Task item
Look in the material below for the line with "Ansatz 0.2.0 |" and the line with "(GPa) | -0.4 |", then set down exactly those two lines and all lines between, nothing more.

Supplied data
——

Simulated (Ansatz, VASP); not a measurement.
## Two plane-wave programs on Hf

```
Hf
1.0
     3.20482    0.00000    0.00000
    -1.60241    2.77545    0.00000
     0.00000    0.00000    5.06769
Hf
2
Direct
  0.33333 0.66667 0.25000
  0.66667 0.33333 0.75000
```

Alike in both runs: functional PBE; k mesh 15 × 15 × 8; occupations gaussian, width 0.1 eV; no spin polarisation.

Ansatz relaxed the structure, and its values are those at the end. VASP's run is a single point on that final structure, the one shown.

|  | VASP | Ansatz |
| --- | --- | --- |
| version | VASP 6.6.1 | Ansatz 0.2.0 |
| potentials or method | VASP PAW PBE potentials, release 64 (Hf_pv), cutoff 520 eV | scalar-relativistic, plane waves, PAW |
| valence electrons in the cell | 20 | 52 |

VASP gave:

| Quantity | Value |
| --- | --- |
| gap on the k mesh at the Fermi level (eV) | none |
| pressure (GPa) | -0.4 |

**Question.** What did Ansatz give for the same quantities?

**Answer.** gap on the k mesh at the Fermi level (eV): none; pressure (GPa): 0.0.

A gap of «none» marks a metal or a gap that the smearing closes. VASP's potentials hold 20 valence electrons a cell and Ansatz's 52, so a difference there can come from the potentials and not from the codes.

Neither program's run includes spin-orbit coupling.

——

Written solution
| version | VASP 6.6.1 | Ansatz 0.2.0 |
| potentials or method | VASP PAW PBE potentials, release 64 (Hf_pv), cutoff 520 eV | scalar-relativistic, plane waves, PAW |
| valence electrons in the cell | 20 | 52 |

VASP gave:

| Quantity | Value |
| --- | --- |
| gap on the k mesh at the Fermi level (eV) | none |
| pressure (GPa) | -0.4 |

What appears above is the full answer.